*Source data:*
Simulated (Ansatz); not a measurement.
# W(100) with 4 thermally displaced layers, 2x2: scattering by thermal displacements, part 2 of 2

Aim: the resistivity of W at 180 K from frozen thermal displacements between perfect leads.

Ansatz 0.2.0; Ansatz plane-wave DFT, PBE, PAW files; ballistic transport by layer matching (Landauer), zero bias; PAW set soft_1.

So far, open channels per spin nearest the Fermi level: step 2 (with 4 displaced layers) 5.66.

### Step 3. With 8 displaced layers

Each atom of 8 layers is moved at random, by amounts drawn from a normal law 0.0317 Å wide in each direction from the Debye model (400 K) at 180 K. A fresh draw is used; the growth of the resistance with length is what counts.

*Work item:*
Output the full listing without altering anything.

*Task solution:*
Simulated (Ansatz); not a measurement.
# W(100) with 4 thermally displaced layers, 2x2: scattering by thermal displacements, part 2 of 2

Aim: the resistivity of W at 180 K from frozen thermal displacements between perfect leads.

Ansatz 0.2.0; Ansatz plane-wave DFT, PBE, PAW files; ballistic transport by layer matching (Landauer), zero bias; PAW set soft_1.

So far, open channels per spin nearest the Fermi level: step 2 (with 4 displaced layers) 5.66.

### Step 3. With 8 displaced layers

Each atom of 8 layers is moved at random, by amounts drawn from a normal law 0.0317 Å wide in each direction from the Debye model (400 K) at 180 K. A fresh draw is used; the growth of the resistance with length is what counts.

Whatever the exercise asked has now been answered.